╔══
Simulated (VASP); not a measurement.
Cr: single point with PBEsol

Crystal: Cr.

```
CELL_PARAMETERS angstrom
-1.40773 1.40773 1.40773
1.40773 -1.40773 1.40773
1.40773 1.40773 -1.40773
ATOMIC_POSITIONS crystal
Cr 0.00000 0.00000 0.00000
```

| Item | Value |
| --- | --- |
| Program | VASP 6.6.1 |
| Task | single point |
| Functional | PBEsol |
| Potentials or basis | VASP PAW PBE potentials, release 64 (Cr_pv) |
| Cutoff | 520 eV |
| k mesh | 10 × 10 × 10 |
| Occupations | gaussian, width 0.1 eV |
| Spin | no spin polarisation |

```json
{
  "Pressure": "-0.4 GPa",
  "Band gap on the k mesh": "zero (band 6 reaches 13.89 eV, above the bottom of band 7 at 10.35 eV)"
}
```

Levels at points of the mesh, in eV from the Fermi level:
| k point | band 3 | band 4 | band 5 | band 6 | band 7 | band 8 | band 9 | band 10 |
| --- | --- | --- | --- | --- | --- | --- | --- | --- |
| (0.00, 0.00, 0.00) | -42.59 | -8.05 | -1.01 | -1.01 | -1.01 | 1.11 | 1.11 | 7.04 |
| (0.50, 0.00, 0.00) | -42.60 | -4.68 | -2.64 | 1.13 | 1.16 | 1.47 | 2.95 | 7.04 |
╚══

ACTIVITY
What you return should be exactly the lines above, starting at the one with "Functional | PBEsol |" and ending at the one with "1.11 | 7.04 |", and nothing else.

EXERCISE OUTPUT
| Functional | PBEsol |
| Potentials or basis | VASP PAW PBE potentials, release 64 (Cr_pv) |
| Cutoff | 520 eV |
| k mesh | 10 × 10 × 10 |
| Occupations | gaussian, width 0.1 eV |
| Spin | no spin polarisation |

```json
{
  "Pressure": "-0.4 GPa",
  "Band gap on the k mesh": "zero (band 6 reaches 13.89 eV, above the bottom of band 7 at 10.35 eV)"
}
```

Levels at points of the mesh, in eV from the Fermi level:
| k point | band 3 | band 4 | band 5 | band 6 | band 7 | band 8 | band 9 | band 10 |
| --- | --- | --- | --- | --- | --- | --- | --- | --- |
| (0.00, 0.00, 0.00) | -42.59 | -8.05 | -1.01 | -1.01 | -1.01 | 1.11 | 1.11 | 7.04 |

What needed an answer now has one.